[RECORDED INFORMATION Boundary: Start]
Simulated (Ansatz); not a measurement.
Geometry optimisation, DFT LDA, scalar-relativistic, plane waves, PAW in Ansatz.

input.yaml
[RECORDED INFORMATION Boundary: End]

• WORK TASK
Nothing outside this range should appear: the lines from the start of the listing through the line with "Geometry optimisation, DFT", each reproduced exactly, both ends included.

• TASK RESULT
Simulated (Ansatz); not a measurement.
Geometry optimisation, DFT LDA, scalar-relativistic, plane waves, PAW in Ansatz.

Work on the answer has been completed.